• **WORK ITEM**: Take the lines from the beginning of the data below through the line holding "Answer: Over 28" and return exactly those.

• **PROVIDED DATA**:
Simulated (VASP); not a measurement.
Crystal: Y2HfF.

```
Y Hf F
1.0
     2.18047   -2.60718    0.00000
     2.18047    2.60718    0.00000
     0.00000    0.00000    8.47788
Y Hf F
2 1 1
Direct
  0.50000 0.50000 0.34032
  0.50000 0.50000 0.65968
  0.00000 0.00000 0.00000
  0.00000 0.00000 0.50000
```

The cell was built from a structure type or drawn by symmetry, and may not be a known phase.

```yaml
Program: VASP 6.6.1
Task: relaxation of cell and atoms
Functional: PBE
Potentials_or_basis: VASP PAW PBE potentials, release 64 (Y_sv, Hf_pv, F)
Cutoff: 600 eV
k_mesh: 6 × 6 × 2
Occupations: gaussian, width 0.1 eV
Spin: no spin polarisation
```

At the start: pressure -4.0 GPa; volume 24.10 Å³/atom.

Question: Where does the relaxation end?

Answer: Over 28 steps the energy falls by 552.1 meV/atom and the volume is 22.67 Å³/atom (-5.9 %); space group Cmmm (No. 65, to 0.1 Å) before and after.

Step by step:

• **WRITTEN RESPONSE**:
Simulated (VASP); not a measurement.
Crystal: Y2HfF.

```
Y Hf F
1.0
     2.18047   -2.60718    0.00000
     2.18047    2.60718    0.00000
     0.00000    0.00000    8.47788
Y Hf F
2 1 1
Direct
  0.50000 0.50000 0.34032
  0.50000 0.50000 0.65968
  0.00000 0.00000 0.00000
  0.00000 0.00000 0.50000
```

The cell was built from a structure type or drawn by symmetry, and may not be a known phase.

```yaml
Program: VASP 6.6.1
Task: relaxation of cell and atoms
Functional: PBE
Potentials_or_basis: VASP PAW PBE potentials, release 64 (Y_sv, Hf_pv, F)
Cutoff: 600 eV
k_mesh: 6 × 6 × 2
Occupations: gaussian, width 0.1 eV
Spin: no spin polarisation
```

At the start: pressure -4.0 GPa; volume 24.10 Å³/atom.

Question: Where does the relaxation end?

Answer: Over 28 steps the energy falls by 552.1 meV/atom and the volume is 22.67 Å³/atom (-5.9 %); space group Cmmm (No. 65, to 0.1 Å) before and after.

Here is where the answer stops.